Task item:
For every entry below, retype it exactly as it reads.

Data listing:
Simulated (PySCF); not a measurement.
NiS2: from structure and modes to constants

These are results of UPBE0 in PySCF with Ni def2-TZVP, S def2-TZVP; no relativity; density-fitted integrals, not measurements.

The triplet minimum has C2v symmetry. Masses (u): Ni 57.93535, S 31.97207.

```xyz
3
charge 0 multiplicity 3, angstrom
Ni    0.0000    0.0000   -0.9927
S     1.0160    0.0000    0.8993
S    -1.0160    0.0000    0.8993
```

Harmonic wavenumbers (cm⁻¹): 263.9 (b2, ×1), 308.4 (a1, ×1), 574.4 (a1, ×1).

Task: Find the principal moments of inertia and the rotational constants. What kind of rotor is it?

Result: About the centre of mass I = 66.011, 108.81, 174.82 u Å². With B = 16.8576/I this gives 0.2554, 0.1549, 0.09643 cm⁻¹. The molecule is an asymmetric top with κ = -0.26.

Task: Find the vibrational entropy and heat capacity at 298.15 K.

Exercise response:
Simulated (PySCF); not a measurement.
NiS2: from structure and modes to constants

These are results of UPBE0 in PySCF with Ni def2-TZVP, S def2-TZVP; no relativity; density-fitted integrals, not measurements.

The triplet minimum has C2v symmetry. Masses (u): Ni 57.93535, S 31.97207.

```xyz
3
charge 0 multiplicity 3, angstrom
Ni    0.0000    0.0000   -0.9927
S     1.0160    0.0000    0.8993
S    -1.0160    0.0000    0.8993
```

Harmonic wavenumbers (cm⁻¹): 263.9 (b2, ×1), 308.4 (a1, ×1), 574.4 (a1, ×1).

Task: Find the principal moments of inertia and the rotational constants. What kind of rotor is it?

Result: About the centre of mass I = 66.011, 108.81, 174.82 u Å². With B = 16.8576/I this gives 0.2554, 0.1549, 0.09643 cm⁻¹. The molecule is an asymmetric top with κ = -0.26.

Task: Find the vibrational entropy and heat capacity at 298.15 K.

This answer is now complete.